*Requirement*
What is needed here is an exact transcription of all the entries.

*Data supplied*
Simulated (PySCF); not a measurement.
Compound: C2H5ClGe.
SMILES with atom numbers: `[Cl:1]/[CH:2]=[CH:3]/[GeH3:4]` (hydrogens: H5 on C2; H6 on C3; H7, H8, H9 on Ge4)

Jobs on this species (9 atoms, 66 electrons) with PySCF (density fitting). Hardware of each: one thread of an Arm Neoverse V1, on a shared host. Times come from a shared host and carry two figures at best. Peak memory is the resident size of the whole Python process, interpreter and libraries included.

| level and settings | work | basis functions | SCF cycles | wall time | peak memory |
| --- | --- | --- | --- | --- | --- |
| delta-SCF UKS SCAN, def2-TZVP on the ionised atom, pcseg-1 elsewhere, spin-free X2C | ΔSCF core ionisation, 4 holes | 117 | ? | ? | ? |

*Written answer*
Simulated (PySCF); not a measurement.
Compound: C2H5ClGe.
SMILES with atom numbers: `[Cl:1]/[CH:2]=[CH:3]/[GeH3:4]` (hydrogens: H5 on C2; H6 on C3; H7, H8, H9 on Ge4)

Jobs on this species (9 atoms, 66 electrons) with PySCF (density fitting). Hardware of each: one thread of an Arm Neoverse V1, on a shared host. Times come from a shared host and carry two figures at best. Peak memory is the resident size of the whole Python process, interpreter and libraries included.

| level and settings | work | basis functions | SCF cycles | wall time | peak memory |
| --- | --- | --- | --- | --- | --- |
| delta-SCF UKS SCAN, def2-TZVP on the ionised atom, pcseg-1 elsewhere, spin-free X2C | ΔSCF core ionisation, 4 holes | 117 | ? | ? | ? |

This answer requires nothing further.